**Action item**: For this exercise, repeat each entry exactly as written.

---+---

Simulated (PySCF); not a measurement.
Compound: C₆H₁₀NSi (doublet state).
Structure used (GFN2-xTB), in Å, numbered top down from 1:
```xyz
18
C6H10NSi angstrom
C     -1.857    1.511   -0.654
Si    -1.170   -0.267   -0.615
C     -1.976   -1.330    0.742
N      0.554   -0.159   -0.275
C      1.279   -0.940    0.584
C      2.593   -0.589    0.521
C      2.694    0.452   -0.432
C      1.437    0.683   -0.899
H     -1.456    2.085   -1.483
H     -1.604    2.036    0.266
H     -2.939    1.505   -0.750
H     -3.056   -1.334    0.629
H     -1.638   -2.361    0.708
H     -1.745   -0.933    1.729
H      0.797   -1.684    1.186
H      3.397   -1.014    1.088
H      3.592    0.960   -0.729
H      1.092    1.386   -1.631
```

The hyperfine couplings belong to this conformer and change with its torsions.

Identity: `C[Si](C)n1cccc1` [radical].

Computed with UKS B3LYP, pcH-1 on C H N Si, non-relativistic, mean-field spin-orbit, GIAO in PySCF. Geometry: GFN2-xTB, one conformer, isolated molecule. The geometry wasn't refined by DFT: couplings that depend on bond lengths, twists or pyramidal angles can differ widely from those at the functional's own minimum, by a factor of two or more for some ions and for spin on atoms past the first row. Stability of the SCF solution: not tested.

---+---

**Task solution**:
Simulated (PySCF); not a measurement.
Compound: C₆H₁₀NSi (doublet state).
Structure used (GFN2-xTB), in Å, numbered top down from 1:
```xyz
18
C6H10NSi angstrom
C     -1.857    1.511   -0.654
Si    -1.170   -0.267   -0.615
C     -1.976   -1.330    0.742
N      0.554   -0.159   -0.275
C      1.279   -0.940    0.584
C      2.593   -0.589    0.521
C      2.694    0.452   -0.432
C      1.437    0.683   -0.899
H     -1.456    2.085   -1.483
H     -1.604    2.036    0.266
H     -2.939    1.505   -0.750
H     -3.056   -1.334    0.629
H     -1.638   -2.361    0.708
H     -1.745   -0.933    1.729
H      0.797   -1.684    1.186
H      3.397   -1.014    1.088
H      3.592    0.960   -0.729
H      1.092    1.386   -1.631
```

The hyperfine couplings belong to this conformer and change with its torsions.

Identity: `C[Si](C)n1cccc1` [radical].

Computed with UKS B3LYP, pcH-1 on C H N Si, non-relativistic, mean-field spin-orbit, GIAO in PySCF. Geometry: GFN2-xTB, one conformer, isolated molecule. The geometry wasn't refined by DFT: couplings that depend on bond lengths, twists or pyramidal angles can differ widely from those at the functional's own minimum, by a factor of two or more for some ions and for spin on atoms past the first row. Stability of the SCF solution: not tested.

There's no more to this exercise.